INFORMATION SHOWN –
- Opening Delimiter -

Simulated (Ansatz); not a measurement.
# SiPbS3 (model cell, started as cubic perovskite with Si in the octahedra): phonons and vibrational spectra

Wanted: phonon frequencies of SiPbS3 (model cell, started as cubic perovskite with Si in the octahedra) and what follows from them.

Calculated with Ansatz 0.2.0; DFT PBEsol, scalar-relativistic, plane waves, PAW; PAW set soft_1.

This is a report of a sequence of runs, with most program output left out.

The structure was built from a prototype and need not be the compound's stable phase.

- Closing Delimiter -

WORK REQUEST – From the first line to the last, restate the data above exactly.

EXERCISE RESULT –
Simulated (Ansatz); not a measurement.
# SiPbS3 (model cell, started as cubic perovskite with Si in the octahedra): phonons and vibrational spectra

Wanted: phonon frequencies of SiPbS3 (model cell, started as cubic perovskite with Si in the octahedra) and what follows from them.

Calculated with Ansatz 0.2.0; DFT PBEsol, scalar-relativistic, plane waves, PAW; PAW set soft_1.

This is a report of a sequence of runs, with most program output left out.

The structure was built from a prototype and need not be the compound's stable phase.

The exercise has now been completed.